**Records provided:**
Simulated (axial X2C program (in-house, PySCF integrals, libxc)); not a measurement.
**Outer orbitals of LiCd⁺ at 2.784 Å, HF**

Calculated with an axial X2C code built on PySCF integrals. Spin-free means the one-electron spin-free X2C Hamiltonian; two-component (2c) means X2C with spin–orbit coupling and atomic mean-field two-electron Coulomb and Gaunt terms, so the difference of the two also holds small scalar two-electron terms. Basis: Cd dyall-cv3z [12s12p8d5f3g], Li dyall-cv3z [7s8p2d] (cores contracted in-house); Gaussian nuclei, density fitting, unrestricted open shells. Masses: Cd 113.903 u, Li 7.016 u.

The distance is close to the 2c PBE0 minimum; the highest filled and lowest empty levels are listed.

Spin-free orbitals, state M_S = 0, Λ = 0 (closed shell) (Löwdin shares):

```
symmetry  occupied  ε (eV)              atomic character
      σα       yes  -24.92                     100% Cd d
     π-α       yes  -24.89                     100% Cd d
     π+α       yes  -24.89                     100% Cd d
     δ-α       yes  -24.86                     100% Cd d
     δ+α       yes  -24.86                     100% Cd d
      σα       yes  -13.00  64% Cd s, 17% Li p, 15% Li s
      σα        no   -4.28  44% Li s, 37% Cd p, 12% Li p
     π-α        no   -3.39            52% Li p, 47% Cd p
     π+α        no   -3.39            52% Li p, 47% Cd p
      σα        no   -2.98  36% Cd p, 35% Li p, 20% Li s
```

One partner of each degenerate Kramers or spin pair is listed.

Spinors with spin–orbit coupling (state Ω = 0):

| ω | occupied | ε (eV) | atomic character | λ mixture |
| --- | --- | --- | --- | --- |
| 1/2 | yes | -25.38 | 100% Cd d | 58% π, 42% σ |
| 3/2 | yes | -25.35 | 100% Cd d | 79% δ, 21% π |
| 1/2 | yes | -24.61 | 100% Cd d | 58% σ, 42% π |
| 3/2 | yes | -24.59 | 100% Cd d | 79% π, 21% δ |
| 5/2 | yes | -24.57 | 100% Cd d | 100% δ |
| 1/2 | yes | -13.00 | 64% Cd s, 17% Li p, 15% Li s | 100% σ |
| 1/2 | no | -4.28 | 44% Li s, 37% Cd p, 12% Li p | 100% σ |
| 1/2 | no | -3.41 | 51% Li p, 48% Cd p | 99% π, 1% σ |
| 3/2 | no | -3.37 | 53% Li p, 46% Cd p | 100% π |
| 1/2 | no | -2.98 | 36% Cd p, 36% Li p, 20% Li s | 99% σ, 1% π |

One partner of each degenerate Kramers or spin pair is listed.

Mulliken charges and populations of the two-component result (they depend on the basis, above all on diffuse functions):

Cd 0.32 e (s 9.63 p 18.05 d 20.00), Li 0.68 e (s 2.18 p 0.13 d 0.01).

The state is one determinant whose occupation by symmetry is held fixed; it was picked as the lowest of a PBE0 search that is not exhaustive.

**Work task:** From the entries above, give again exactly the lines running from the line with "p | 100% σ |" to the line with "Cd 0.32 e (s"; include both of those lines.

**Response area:**
| 1/2 | no | -4.28 | 44% Li s, 37% Cd p, 12% Li p | 100% σ |
| 1/2 | no | -3.41 | 51% Li p, 48% Cd p | 99% π, 1% σ |
| 3/2 | no | -3.37 | 53% Li p, 46% Cd p | 100% π |
| 1/2 | no | -2.98 | 36% Cd p, 36% Li p, 20% Li s | 99% σ, 1% π |

One partner of each degenerate Kramers or spin pair is listed.

Mulliken charges and populations of the two-component result (they depend on the basis, above all on diffuse functions):

Cd 0.32 e (s 9.63 p 18.05 d 20.00), Li 0.68 e (s 2.18 p 0.13 d 0.01).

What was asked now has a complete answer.